| Stored data |
= = = =
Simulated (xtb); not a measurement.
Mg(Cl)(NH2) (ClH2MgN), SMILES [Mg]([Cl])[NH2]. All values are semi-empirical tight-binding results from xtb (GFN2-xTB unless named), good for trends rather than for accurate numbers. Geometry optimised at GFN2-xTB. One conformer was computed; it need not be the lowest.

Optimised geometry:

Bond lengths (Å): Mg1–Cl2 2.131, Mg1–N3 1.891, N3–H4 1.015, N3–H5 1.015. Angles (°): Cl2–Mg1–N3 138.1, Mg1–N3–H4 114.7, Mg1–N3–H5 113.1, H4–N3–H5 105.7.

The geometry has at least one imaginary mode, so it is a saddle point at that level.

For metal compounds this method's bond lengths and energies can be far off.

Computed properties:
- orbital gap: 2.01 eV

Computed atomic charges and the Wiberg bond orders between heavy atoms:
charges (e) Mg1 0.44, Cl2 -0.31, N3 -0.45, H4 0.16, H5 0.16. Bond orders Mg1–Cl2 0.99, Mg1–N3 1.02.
= = = =

| Action item |
Restate word for word only the lines running from the beginning of the data to the line holding "Bond lengths (Å): Mg1–Cl2", both included.

| Problem solution |
Simulated (xtb); not a measurement.
Mg(Cl)(NH2) (ClH2MgN), SMILES [Mg]([Cl])[NH2]. All values are semi-empirical tight-binding results from xtb (GFN2-xTB unless named), good for trends rather than for accurate numbers. Geometry optimised at GFN2-xTB. One conformer was computed; it need not be the lowest.

Optimised geometry:

Bond lengths (Å): Mg1–Cl2 2.131, Mg1–N3 1.891, N3–H4 1.015, N3–H5 1.015. Angles (°): Cl2–Mg1–N3 138.1, Mg1–N3–H4 114.7, Mg1–N3–H5 113.1, H4–N3–H5 105.7.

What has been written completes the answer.